[Work item]
Go through the listing and write out all of it exactly.

BEGIN

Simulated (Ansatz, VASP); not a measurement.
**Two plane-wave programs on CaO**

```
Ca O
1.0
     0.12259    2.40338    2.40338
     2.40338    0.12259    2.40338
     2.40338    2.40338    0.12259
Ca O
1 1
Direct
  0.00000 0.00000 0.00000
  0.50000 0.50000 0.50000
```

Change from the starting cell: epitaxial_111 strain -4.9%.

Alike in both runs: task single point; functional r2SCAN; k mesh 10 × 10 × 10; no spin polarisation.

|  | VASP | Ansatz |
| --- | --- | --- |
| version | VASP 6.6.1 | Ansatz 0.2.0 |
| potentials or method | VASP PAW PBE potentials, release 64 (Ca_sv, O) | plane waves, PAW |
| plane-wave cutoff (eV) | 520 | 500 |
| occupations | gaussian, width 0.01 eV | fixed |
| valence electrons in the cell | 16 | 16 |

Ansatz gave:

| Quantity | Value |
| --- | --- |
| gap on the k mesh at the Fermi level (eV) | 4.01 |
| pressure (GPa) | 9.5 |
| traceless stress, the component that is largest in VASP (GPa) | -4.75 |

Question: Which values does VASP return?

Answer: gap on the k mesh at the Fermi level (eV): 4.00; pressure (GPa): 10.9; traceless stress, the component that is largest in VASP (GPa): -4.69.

END

[Exercise result]
Simulated (Ansatz, VASP); not a measurement.
**Two plane-wave programs on CaO**

```
Ca O
1.0
     0.12259    2.40338    2.40338
     2.40338    0.12259    2.40338
     2.40338    2.40338    0.12259
Ca O
1 1
Direct
  0.00000 0.00000 0.00000
  0.50000 0.50000 0.50000
```

Change from the starting cell: epitaxial_111 strain -4.9%.

Alike in both runs: task single point; functional r2SCAN; k mesh 10 × 10 × 10; no spin polarisation.

|  | VASP | Ansatz |
| --- | --- | --- |
| version | VASP 6.6.1 | Ansatz 0.2.0 |
| potentials or method | VASP PAW PBE potentials, release 64 (Ca_sv, O) | plane waves, PAW |
| plane-wave cutoff (eV) | 520 | 500 |
| occupations | gaussian, width 0.01 eV | fixed |
| valence electrons in the cell | 16 | 16 |

Ansatz gave:

| Quantity | Value |
| --- | --- |
| gap on the k mesh at the Fermi level (eV) | 4.01 |
| pressure (GPa) | 9.5 |
| traceless stress, the component that is largest in VASP (GPa) | -4.75 |

Question: Which values does VASP return?

Answer: gap on the k mesh at the Fermi level (eV): 4.00; pressure (GPa): 10.9; traceless stress, the component that is largest in VASP (GPa): -4.69.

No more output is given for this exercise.